■ Work task ■
Copy the lines below verbatim. Begin with the first and end with the line containing "- 64.6, cv (kJ/(kg K)): 2.497".

■ Listed entries ■
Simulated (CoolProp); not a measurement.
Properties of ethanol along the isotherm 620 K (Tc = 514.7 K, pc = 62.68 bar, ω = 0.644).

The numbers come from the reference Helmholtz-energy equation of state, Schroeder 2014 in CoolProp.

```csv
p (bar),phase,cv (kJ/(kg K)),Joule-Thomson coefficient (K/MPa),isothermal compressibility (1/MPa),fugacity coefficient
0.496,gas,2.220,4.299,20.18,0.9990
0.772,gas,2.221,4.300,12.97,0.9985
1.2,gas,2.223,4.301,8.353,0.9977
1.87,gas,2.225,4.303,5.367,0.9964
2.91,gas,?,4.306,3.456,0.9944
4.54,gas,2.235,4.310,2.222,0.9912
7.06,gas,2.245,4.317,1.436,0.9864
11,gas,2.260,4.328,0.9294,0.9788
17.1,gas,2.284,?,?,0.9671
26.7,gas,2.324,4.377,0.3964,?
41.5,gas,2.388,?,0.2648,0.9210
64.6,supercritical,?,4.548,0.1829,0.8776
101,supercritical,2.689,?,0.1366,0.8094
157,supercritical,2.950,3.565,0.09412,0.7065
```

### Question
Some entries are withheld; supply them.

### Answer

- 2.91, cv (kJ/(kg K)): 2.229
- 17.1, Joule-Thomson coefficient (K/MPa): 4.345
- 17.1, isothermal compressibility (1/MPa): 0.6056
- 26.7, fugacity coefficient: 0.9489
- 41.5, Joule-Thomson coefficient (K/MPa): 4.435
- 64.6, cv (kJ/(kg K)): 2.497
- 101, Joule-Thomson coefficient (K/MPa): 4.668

■ Task solution ■
Simulated (CoolProp); not a measurement.
Properties of ethanol along the isotherm 620 K (Tc = 514.7 K, pc = 62.68 bar, ω = 0.644).

The numbers come from the reference Helmholtz-energy equation of state, Schroeder 2014 in CoolProp.

```csv
p (bar),phase,cv (kJ/(kg K)),Joule-Thomson coefficient (K/MPa),isothermal compressibility (1/MPa),fugacity coefficient
0.496,gas,2.220,4.299,20.18,0.9990
0.772,gas,2.221,4.300,12.97,0.9985
1.2,gas,2.223,4.301,8.353,0.9977
1.87,gas,2.225,4.303,5.367,0.9964
2.91,gas,?,4.306,3.456,0.9944
4.54,gas,2.235,4.310,2.222,0.9912
7.06,gas,2.245,4.317,1.436,0.9864
11,gas,2.260,4.328,0.9294,0.9788
17.1,gas,2.284,?,?,0.9671
26.7,gas,2.324,4.377,0.3964,?
41.5,gas,2.388,?,0.2648,0.9210
64.6,supercritical,?,4.548,0.1829,0.8776
101,supercritical,2.689,?,0.1366,0.8094
157,supercritical,2.950,3.565,0.09412,0.7065
```

### Question
Some entries are withheld; supply them.

### Answer

- 2.91, cv (kJ/(kg K)): 2.229
- 17.1, Joule-Thomson coefficient (K/MPa): 4.345
- 17.1, isothermal compressibility (1/MPa): 0.6056
- 26.7, fugacity coefficient: 0.9489
- 41.5, Joule-Thomson coefficient (K/MPa): 4.435
- 64.6, cv (kJ/(kg K)): 2.497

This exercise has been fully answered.